For the listing that follows, give again exactly the lines from the one with "28.593 | 30.89 |" to the one with "All runs of", including both.

[RECORDED DATA Boundary: Start]

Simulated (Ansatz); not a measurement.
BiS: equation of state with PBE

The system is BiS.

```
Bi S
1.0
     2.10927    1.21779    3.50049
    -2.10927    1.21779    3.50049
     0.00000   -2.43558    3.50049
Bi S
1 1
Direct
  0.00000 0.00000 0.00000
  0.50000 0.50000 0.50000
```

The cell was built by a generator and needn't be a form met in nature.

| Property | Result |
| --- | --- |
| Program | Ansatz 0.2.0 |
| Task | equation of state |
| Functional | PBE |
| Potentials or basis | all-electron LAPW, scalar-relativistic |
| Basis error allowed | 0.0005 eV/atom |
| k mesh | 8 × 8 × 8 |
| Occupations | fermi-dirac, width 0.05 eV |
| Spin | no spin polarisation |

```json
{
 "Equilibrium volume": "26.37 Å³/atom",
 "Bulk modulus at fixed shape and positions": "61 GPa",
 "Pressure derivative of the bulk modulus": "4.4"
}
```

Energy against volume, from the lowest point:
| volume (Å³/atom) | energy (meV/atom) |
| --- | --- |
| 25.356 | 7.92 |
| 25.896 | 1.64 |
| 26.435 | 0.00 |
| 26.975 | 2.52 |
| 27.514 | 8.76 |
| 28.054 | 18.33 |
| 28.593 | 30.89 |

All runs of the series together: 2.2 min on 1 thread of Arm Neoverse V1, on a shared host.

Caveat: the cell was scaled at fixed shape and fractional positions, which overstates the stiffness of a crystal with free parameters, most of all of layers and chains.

[RECORDED DATA Boundary: End]

WRITTEN SOLUTION =>
| 28.593 | 30.89 |

All runs of the series together: 2.2 min on 1 thread of Arm Neoverse V1, on a shared host.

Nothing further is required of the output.